§ **Assignment**
Reproduce the data, keeping every word exactly as it is.

Segment Start: Data listing

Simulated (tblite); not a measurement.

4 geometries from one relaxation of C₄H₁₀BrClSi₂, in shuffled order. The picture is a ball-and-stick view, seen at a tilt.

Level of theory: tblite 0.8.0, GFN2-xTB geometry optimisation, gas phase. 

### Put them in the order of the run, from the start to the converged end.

Segment End: Data listing

§ **Answer section**
Simulated (tblite); not a measurement.

4 geometries from one relaxation of C₄H₁₀BrClSi₂, in shuffled order. The picture is a ball-and-stick view, seen at a tilt.

Level of theory: tblite 0.8.0, GFN2-xTB geometry optimisation, gas phase. 

### Put them in the order of the run, from the start to the converged end.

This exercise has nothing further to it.